Work item: What is needed is an exact copy of all the data.

Information provided:
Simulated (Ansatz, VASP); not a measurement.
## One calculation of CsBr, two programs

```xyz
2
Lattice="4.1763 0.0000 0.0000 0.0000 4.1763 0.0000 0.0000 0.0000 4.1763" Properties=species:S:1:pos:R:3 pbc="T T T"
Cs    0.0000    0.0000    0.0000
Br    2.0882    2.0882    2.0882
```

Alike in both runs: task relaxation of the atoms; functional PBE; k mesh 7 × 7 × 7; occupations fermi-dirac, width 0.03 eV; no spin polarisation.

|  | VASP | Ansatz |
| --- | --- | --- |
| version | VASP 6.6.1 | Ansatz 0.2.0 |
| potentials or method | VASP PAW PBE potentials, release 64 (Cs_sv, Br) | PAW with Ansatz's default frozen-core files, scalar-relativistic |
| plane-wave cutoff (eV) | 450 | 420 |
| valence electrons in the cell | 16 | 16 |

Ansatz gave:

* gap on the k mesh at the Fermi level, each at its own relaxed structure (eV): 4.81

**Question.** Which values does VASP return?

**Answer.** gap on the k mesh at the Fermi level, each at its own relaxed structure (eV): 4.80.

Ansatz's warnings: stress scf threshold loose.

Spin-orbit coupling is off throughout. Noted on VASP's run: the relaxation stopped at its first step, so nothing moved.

Answer section:
Simulated (Ansatz, VASP); not a measurement.
## One calculation of CsBr, two programs

```xyz
2
Lattice="4.1763 0.0000 0.0000 0.0000 4.1763 0.0000 0.0000 0.0000 4.1763" Properties=species:S:1:pos:R:3 pbc="T T T"
Cs    0.0000    0.0000    0.0000
Br    2.0882    2.0882    2.0882
```

Alike in both runs: task relaxation of the atoms; functional PBE; k mesh 7 × 7 × 7; occupations fermi-dirac, width 0.03 eV; no spin polarisation.

|  | VASP | Ansatz |
| --- | --- | --- |
| version | VASP 6.6.1 | Ansatz 0.2.0 |
| potentials or method | VASP PAW PBE potentials, release 64 (Cs_sv, Br) | PAW with Ansatz's default frozen-core files, scalar-relativistic |
| plane-wave cutoff (eV) | 450 | 420 |
| valence electrons in the cell | 16 | 16 |

Ansatz gave:

* gap on the k mesh at the Fermi level, each at its own relaxed structure (eV): 4.81

**Question.** Which values does VASP return?

**Answer.** gap on the k mesh at the Fermi level, each at its own relaxed structure (eV): 4.80.

Ansatz's warnings: stress scf threshold loose.

Spin-orbit coupling is off throughout. Noted on VASP's run: the relaxation stopped at its first step, so nothing moved.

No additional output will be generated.